Work order: Where the records below show a line containing "Q: Fill in the values left out.", start copying; end with the line containing "A: (a) 1.78; (b) 2.3; (c) 1.60.", and copy it too.

Dataset content:
-- Opening Marker --

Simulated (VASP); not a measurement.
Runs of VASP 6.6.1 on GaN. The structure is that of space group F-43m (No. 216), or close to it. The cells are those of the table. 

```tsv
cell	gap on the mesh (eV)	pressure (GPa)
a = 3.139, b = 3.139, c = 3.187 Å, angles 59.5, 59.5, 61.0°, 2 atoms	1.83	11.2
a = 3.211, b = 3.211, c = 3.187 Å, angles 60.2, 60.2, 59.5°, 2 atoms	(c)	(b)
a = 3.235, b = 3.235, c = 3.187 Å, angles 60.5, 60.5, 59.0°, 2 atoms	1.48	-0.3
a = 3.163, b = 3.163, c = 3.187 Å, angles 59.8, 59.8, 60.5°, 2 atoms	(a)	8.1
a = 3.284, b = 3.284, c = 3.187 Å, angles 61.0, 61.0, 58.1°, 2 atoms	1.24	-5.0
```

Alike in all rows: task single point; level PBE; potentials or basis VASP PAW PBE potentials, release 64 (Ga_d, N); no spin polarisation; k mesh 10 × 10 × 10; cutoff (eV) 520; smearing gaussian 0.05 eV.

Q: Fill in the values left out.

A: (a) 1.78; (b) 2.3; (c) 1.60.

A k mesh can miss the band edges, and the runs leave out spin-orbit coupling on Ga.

-- Closing Marker --

Written response:
Q: Fill in the values left out.

A: (a) 1.78; (b) 2.3; (c) 1.60.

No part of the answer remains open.